Starting at the line below holding "spin polarisation |" and stopping at the line holding "-47.78 | 23.29 |", print every line exactly, both ends included, and leave the rest out.

◆ ◆ ◆ ◆ ◆

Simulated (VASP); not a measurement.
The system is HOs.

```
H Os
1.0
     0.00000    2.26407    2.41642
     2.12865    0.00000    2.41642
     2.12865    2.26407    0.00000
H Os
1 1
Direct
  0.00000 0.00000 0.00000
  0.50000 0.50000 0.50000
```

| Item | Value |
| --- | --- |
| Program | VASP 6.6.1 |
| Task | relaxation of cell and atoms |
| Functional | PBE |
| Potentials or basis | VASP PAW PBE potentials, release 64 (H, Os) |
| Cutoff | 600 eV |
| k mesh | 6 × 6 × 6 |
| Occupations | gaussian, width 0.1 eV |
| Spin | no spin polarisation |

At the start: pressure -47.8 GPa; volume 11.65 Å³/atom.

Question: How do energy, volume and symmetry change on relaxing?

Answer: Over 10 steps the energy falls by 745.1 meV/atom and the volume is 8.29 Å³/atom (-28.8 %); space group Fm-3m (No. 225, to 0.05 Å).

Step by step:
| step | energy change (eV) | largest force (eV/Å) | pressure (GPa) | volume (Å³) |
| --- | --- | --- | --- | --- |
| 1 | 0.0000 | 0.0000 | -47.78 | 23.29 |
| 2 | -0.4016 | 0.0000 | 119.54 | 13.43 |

◆ ◆ ◆ ◆ ◆

• Task response:
| Spin | no spin polarisation |

At the start: pressure -47.8 GPa; volume 11.65 Å³/atom.

Question: How do energy, volume and symmetry change on relaxing?

Answer: Over 10 steps the energy falls by 745.1 meV/atom and the volume is 8.29 Å³/atom (-28.8 %); space group Fm-3m (No. 225, to 0.05 Å).

Step by step:
| step | energy change (eV) | largest force (eV/Å) | pressure (GPa) | volume (Å³) |
| --- | --- | --- | --- | --- |
| 1 | 0.0000 | 0.0000 | -47.78 | 23.29 |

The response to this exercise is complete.